====== DATA ======
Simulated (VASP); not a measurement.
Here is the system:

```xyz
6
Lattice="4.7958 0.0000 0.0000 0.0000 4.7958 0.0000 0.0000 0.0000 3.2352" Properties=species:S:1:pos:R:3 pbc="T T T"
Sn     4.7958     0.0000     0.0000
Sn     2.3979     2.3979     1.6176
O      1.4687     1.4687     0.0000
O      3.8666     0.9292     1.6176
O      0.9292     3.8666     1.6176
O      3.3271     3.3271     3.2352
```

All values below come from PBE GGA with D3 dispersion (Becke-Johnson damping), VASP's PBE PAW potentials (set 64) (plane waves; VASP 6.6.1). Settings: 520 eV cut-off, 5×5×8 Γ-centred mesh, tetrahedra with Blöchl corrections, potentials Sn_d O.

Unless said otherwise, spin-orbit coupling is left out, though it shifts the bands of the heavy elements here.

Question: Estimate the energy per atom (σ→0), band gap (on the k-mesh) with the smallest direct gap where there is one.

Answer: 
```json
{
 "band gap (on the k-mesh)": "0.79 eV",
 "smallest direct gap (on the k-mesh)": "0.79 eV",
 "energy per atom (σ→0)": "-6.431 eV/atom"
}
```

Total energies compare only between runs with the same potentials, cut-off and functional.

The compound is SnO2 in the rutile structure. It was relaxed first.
======

WORK REQUEST: There is a line with "Here is the" and a line with "All values below" above. Copy exactly those two lines and all lines between them, with nothing else.

EXERCISE RESULT:
Here is the system:

```xyz
6
Lattice="4.7958 0.0000 0.0000 0.0000 4.7958 0.0000 0.0000 0.0000 3.2352" Properties=species:S:1:pos:R:3 pbc="T T T"
Sn     4.7958     0.0000     0.0000
Sn     2.3979     2.3979     1.6176
O      1.4687     1.4687     0.0000
O      3.8666     0.9292     1.6176
O      0.9292     3.8666     1.6176
O      3.3271     3.3271     3.2352
```

All values below come from PBE GGA with D3 dispersion (Becke-Johnson damping), VASP's PBE PAW potentials (set 64) (plane waves; VASP 6.6.1). Settings: 520 eV cut-off, 5×5×8 Γ-centred mesh, tetrahedra with Blöchl corrections, potentials Sn_d O.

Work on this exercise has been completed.